** Records provided follows **

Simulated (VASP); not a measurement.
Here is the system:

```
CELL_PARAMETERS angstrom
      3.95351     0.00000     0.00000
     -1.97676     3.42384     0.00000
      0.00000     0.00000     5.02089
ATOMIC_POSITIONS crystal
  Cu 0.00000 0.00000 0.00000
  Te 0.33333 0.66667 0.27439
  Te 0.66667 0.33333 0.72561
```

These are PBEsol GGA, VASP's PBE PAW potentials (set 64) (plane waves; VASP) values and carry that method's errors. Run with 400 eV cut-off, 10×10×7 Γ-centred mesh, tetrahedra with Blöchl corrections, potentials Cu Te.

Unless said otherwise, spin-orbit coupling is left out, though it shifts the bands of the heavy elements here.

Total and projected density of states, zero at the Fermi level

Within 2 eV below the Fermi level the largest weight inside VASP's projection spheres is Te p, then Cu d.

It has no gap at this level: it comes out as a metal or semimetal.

** End of Records provided **

* Work item: Output the records exactly, so that each line matches what was given.

* Result:
Simulated (VASP); not a measurement.
Here is the system:

```
CELL_PARAMETERS angstrom
      3.95351     0.00000     0.00000
     -1.97676     3.42384     0.00000
      0.00000     0.00000     5.02089
ATOMIC_POSITIONS crystal
  Cu 0.00000 0.00000 0.00000
  Te 0.33333 0.66667 0.27439
  Te 0.66667 0.33333 0.72561
```

These are PBEsol GGA, VASP's PBE PAW potentials (set 64) (plane waves; VASP) values and carry that method's errors. Run with 400 eV cut-off, 10×10×7 Γ-centred mesh, tetrahedra with Blöchl corrections, potentials Cu Te.

Unless said otherwise, spin-orbit coupling is left out, though it shifts the bands of the heavy elements here.

Total and projected density of states, zero at the Fermi level

Within 2 eV below the Fermi level the largest weight inside VASP's projection spheres is Te p, then Cu d.

It has no gap at this level: it comes out as a metal or semimetal.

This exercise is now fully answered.